———
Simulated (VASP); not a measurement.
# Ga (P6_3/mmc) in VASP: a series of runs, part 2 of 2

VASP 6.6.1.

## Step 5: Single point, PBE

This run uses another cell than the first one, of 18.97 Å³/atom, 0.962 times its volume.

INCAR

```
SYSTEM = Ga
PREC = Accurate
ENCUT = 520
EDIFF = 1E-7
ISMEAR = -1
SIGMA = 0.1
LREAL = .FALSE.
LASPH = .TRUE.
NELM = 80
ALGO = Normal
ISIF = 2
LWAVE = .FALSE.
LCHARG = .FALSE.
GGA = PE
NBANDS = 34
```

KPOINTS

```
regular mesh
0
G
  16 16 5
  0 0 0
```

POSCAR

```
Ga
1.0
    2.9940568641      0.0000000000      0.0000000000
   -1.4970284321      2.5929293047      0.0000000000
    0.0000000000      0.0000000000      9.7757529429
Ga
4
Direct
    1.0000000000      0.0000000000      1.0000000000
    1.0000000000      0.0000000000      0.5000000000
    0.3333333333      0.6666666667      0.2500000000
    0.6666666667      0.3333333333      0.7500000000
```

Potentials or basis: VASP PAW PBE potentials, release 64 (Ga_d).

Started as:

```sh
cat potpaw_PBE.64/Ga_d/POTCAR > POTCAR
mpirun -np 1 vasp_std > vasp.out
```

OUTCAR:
———

= WORK TASK =
In the listing above, please copy exactly the lines from the first through the one that contains "Potentials or basis: VASP", and no others.

= TASK ANSWER =
Simulated (VASP); not a measurement.
# Ga (P6_3/mmc) in VASP: a series of runs, part 2 of 2

VASP 6.6.1.

## Step 5: Single point, PBE

This run uses another cell than the first one, of 18.97 Å³/atom, 0.962 times its volume.

INCAR

```
SYSTEM = Ga
PREC = Accurate
ENCUT = 520
EDIFF = 1E-7
ISMEAR = -1
SIGMA = 0.1
LREAL = .FALSE.
LASPH = .TRUE.
NELM = 80
ALGO = Normal
ISIF = 2
LWAVE = .FALSE.
LCHARG = .FALSE.
GGA = PE
NBANDS = 34
```

KPOINTS

```
regular mesh
0
G
  16 16 5
  0 0 0
```

POSCAR

```
Ga
1.0
    2.9940568641      0.0000000000      0.0000000000
   -1.4970284321      2.5929293047      0.0000000000
    0.0000000000      0.0000000000      9.7757529429
Ga
4
Direct
    1.0000000000      0.0000000000      1.0000000000
    1.0000000000      0.0000000000      0.5000000000
    0.3333333333      0.6666666667      0.2500000000
    0.6666666667      0.3333333333      0.7500000000
```

Potentials or basis: VASP PAW PBE potentials, release 64 (Ga_d).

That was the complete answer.